- Action item: Please give back word for word the lines of the material below between the line containing "The run is started by" and the line containing "Numbers of over", inclusive.

>>>>
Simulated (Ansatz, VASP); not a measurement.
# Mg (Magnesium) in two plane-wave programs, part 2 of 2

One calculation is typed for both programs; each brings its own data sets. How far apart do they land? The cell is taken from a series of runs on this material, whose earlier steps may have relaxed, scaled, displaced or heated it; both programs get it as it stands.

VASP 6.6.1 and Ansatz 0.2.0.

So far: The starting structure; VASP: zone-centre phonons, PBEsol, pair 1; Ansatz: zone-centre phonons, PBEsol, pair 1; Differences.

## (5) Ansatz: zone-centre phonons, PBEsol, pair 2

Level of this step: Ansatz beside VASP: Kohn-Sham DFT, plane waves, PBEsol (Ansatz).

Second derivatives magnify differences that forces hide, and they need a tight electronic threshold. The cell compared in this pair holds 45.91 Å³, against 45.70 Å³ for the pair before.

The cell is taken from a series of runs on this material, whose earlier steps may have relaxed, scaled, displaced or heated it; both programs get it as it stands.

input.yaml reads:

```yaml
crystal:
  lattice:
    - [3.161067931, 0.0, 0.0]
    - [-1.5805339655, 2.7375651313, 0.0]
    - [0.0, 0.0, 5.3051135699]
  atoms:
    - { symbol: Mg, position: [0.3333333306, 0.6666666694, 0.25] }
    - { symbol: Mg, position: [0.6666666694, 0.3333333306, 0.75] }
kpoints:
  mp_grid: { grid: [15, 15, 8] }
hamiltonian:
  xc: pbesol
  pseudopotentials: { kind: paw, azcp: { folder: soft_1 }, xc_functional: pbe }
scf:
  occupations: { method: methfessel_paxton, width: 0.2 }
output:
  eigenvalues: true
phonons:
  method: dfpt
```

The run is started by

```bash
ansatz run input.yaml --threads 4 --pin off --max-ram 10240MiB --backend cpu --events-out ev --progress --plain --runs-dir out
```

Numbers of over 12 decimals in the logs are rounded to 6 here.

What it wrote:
<<<<

- Task output:
The run is started by

```bash
ansatz run input.yaml --threads 4 --pin off --max-ram 10240MiB --backend cpu --events-out ev --progress --plain --runs-dir out
```

Numbers of over 12 decimals in the logs are rounded to 6 here.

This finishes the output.